» **TASK ITEM**: Write out exactly the lines from the first line of the records below through the line that contains "## (2) Single point, r2SCAN", and stop there.

» **EXTRACTED INFORMATION**:
········
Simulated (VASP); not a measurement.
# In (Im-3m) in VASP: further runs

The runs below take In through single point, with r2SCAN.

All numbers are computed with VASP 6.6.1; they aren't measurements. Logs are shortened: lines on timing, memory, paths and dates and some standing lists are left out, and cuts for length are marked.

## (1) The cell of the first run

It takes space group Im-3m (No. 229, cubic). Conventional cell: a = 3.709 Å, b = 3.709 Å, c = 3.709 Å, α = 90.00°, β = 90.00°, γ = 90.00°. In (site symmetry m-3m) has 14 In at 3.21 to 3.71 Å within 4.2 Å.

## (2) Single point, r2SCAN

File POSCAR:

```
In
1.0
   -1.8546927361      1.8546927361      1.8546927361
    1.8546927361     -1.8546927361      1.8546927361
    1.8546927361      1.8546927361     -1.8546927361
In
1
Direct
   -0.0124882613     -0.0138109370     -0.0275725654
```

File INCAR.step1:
········

» **EXERCISE RESULT**:
Simulated (VASP); not a measurement.
# In (Im-3m) in VASP: further runs

The runs below take In through single point, with r2SCAN.

All numbers are computed with VASP 6.6.1; they aren't measurements. Logs are shortened: lines on timing, memory, paths and dates and some standing lists are left out, and cuts for length are marked.

## (1) The cell of the first run

It takes space group Im-3m (No. 229, cubic). Conventional cell: a = 3.709 Å, b = 3.709 Å, c = 3.709 Å, α = 90.00°, β = 90.00°, γ = 90.00°. In (site symmetry m-3m) has 14 In at 3.21 to 3.71 Å within 4.2 Å.

## (2) Single point, r2SCAN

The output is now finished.